▸ **GIVEN RECORDS**
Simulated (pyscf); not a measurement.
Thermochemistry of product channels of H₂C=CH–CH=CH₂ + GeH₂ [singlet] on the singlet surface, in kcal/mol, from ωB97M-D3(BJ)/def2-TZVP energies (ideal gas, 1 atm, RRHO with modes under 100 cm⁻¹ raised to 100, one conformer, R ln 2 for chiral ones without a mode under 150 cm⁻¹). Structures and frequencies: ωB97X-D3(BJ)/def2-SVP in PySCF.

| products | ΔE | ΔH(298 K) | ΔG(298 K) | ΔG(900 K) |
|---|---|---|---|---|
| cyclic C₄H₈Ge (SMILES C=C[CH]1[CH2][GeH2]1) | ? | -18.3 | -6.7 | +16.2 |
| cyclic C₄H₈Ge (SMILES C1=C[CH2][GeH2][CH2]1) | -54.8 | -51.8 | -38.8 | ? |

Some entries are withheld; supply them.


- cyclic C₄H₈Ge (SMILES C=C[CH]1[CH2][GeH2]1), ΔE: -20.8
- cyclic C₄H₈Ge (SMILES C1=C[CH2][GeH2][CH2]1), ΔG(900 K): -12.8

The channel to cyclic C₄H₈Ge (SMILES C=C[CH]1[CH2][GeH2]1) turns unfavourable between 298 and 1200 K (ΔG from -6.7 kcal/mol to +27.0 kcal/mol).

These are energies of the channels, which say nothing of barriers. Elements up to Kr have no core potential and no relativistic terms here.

▸ **REQUIRED ACTION**
Extract the lines of the preceding material that run from the line with "- cyclic C₄H₈Ge (SMILES C1=C[CH2][GeH2][CH2]1), ΔG(900" through the line with "The channel to", inclusive, reproducing them exactly and adding nothing.

▸ **TASK RESPONSE**
- cyclic C₄H₈Ge (SMILES C1=C[CH2][GeH2][CH2]1), ΔG(900 K): -12.8

The channel to cyclic C₄H₈Ge (SMILES C=C[CH]1[CH2][GeH2]1) turns unfavourable between 298 and 1200 K (ΔG from -6.7 kcal/mol to +27.0 kcal/mol).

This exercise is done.